= Beginning of Section =

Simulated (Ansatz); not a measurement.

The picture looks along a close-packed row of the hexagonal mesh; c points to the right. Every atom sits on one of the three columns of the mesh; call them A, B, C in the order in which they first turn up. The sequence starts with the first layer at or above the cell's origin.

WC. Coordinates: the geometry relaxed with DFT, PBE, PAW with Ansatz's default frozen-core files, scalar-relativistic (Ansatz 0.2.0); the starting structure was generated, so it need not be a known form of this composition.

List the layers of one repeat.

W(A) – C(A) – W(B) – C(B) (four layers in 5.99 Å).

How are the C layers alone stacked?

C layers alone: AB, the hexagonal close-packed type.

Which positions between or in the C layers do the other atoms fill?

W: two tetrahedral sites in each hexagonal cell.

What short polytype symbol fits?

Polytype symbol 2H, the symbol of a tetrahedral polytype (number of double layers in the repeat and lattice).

= End of Section =

One stretch of the lines above is wanted, from the line that contains "C layers alone: AB, the" through the line that contains "What short polytype symbol fits?". Output it exactly.

C layers alone: AB, the hexagonal close-packed type.

Which positions between or in the C layers do the other atoms fill?

W: two tetrahedral sites in each hexagonal cell.

What short polytype symbol fits?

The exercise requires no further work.